Brief »
Please give back, word for word, each line from the start of the entries through the one in which "- H(B4): 5.76" is found.

Data extract »
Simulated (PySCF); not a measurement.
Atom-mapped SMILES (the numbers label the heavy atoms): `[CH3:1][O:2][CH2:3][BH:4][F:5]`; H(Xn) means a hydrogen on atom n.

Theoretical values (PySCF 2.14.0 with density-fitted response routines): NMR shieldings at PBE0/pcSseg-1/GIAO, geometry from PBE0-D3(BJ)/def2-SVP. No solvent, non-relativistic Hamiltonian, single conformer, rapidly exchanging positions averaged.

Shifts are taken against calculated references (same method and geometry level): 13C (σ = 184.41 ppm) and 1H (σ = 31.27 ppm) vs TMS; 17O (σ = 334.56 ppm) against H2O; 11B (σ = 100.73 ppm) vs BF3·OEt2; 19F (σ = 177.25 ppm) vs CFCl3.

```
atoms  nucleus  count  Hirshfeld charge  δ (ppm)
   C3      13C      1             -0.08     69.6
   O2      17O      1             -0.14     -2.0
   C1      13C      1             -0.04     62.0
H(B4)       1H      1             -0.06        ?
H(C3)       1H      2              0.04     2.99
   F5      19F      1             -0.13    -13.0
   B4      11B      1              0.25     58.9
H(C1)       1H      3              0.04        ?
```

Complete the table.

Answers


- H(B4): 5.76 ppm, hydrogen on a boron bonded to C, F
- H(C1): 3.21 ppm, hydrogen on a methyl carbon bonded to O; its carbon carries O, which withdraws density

Exercise response »
Simulated (PySCF); not a measurement.
Atom-mapped SMILES (the numbers label the heavy atoms): `[CH3:1][O:2][CH2:3][BH:4][F:5]`; H(Xn) means a hydrogen on atom n.

Theoretical values (PySCF 2.14.0 with density-fitted response routines): NMR shieldings at PBE0/pcSseg-1/GIAO, geometry from PBE0-D3(BJ)/def2-SVP. No solvent, non-relativistic Hamiltonian, single conformer, rapidly exchanging positions averaged.

Shifts are taken against calculated references (same method and geometry level): 13C (σ = 184.41 ppm) and 1H (σ = 31.27 ppm) vs TMS; 17O (σ = 334.56 ppm) against H2O; 11B (σ = 100.73 ppm) vs BF3·OEt2; 19F (σ = 177.25 ppm) vs CFCl3.

```
atoms  nucleus  count  Hirshfeld charge  δ (ppm)
   C3      13C      1             -0.08     69.6
   O2      17O      1             -0.14     -2.0
   C1      13C      1             -0.04     62.0
H(B4)       1H      1             -0.06        ?
H(C3)       1H      2              0.04     2.99
   F5      19F      1             -0.13    -13.0
   B4      11B      1              0.25     58.9
H(C1)       1H      3              0.04        ?
```

Complete the table.

Answers


- H(B4): 5.76 ppm, hydrogen on a boron bonded to C, F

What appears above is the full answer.